WORK INSTRUCTION> Copy out the whole listing below exactly.

----------

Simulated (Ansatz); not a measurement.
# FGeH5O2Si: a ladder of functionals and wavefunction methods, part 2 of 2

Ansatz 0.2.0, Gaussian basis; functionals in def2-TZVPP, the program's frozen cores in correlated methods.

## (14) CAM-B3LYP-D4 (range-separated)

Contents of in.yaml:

----------

TASK RESULT>
Simulated (Ansatz); not a measurement.
# FGeH5O2Si: a ladder of functionals and wavefunction methods, part 2 of 2

Ansatz 0.2.0, Gaussian basis; functionals in def2-TZVPP, the program's frozen cores in correlated methods.

## (14) CAM-B3LYP-D4 (range-separated)

Contents of in.yaml:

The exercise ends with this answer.